> _Work instruction_
Once you reach the end of the data, transcribe all of it exactly.

> _Records shown_
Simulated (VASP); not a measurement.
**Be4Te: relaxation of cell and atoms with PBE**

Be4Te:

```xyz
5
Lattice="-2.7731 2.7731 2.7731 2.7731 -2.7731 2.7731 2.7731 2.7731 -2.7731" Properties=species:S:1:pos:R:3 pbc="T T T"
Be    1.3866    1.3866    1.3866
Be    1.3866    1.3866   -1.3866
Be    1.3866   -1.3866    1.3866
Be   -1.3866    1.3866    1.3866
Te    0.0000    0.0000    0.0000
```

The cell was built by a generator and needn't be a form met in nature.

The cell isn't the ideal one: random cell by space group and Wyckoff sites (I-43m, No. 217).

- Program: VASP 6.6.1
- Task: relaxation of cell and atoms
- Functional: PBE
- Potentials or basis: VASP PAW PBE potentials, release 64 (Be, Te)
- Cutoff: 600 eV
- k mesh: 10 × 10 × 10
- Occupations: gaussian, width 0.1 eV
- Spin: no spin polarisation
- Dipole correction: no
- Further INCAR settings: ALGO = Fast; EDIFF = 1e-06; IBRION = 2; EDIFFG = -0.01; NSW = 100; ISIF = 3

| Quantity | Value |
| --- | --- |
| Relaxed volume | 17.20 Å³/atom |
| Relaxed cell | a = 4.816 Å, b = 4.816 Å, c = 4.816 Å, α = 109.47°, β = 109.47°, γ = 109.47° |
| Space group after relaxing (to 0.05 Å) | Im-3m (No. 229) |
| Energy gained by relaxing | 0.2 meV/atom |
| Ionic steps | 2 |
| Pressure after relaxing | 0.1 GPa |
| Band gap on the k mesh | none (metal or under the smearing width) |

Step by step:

> _Exercise result_
Simulated (VASP); not a measurement.
**Be4Te: relaxation of cell and atoms with PBE**

Be4Te:

```xyz
5
Lattice="-2.7731 2.7731 2.7731 2.7731 -2.7731 2.7731 2.7731 2.7731 -2.7731" Properties=species:S:1:pos:R:3 pbc="T T T"
Be    1.3866    1.3866    1.3866
Be    1.3866    1.3866   -1.3866
Be    1.3866   -1.3866    1.3866
Be   -1.3866    1.3866    1.3866
Te    0.0000    0.0000    0.0000
```

The cell was built by a generator and needn't be a form met in nature.

The cell isn't the ideal one: random cell by space group and Wyckoff sites (I-43m, No. 217).

- Program: VASP 6.6.1
- Task: relaxation of cell and atoms
- Functional: PBE
- Potentials or basis: VASP PAW PBE potentials, release 64 (Be, Te)
- Cutoff: 600 eV
- k mesh: 10 × 10 × 10
- Occupations: gaussian, width 0.1 eV
- Spin: no spin polarisation
- Dipole correction: no
- Further INCAR settings: ALGO = Fast; EDIFF = 1e-06; IBRION = 2; EDIFFG = -0.01; NSW = 100; ISIF = 3

| Quantity | Value |
| --- | --- |
| Relaxed volume | 17.20 Å³/atom |
| Relaxed cell | a = 4.816 Å, b = 4.816 Å, c = 4.816 Å, α = 109.47°, β = 109.47°, γ = 109.47° |
| Space group after relaxing (to 0.05 Å) | Im-3m (No. 229) |
| Energy gained by relaxing | 0.2 meV/atom |
| Ionic steps | 2 |
| Pressure after relaxing | 0.1 GPa |
| Band gap on the k mesh | none (metal or under the smearing width) |

Step by step:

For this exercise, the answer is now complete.